* [Required action]: Exactly as they appear, output all of the entries.

* [Provided material]:
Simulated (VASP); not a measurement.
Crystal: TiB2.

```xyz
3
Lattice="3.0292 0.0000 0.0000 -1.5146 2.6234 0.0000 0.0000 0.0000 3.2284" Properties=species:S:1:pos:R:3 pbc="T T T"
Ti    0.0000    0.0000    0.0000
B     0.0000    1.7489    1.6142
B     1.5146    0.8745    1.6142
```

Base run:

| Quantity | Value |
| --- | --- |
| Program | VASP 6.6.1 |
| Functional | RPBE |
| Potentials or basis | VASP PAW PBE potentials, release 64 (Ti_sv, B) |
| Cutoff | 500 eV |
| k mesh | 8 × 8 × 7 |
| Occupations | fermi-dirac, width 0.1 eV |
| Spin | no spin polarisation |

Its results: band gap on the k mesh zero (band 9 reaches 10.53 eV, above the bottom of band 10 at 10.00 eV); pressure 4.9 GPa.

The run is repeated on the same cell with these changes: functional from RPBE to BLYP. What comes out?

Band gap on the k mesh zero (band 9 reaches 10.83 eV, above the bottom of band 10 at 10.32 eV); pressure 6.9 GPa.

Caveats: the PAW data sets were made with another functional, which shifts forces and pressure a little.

* [Result]:
Simulated (VASP); not a measurement.
Crystal: TiB2.

```xyz
3
Lattice="3.0292 0.0000 0.0000 -1.5146 2.6234 0.0000 0.0000 0.0000 3.2284" Properties=species:S:1:pos:R:3 pbc="T T T"
Ti    0.0000    0.0000    0.0000
B     0.0000    1.7489    1.6142
B     1.5146    0.8745    1.6142
```

Base run:

| Quantity | Value |
| --- | --- |
| Program | VASP 6.6.1 |
| Functional | RPBE |
| Potentials or basis | VASP PAW PBE potentials, release 64 (Ti_sv, B) |
| Cutoff | 500 eV |
| k mesh | 8 × 8 × 7 |
| Occupations | fermi-dirac, width 0.1 eV |
| Spin | no spin polarisation |

Its results: band gap on the k mesh zero (band 9 reaches 10.53 eV, above the bottom of band 10 at 10.00 eV); pressure 4.9 GPa.

The run is repeated on the same cell with these changes: functional from RPBE to BLYP. What comes out?

Band gap on the k mesh zero (band 9 reaches 10.83 eV, above the bottom of band 10 at 10.32 eV); pressure 6.9 GPa.

Caveats: the PAW data sets were made with another functional, which shifts forces and pressure a little.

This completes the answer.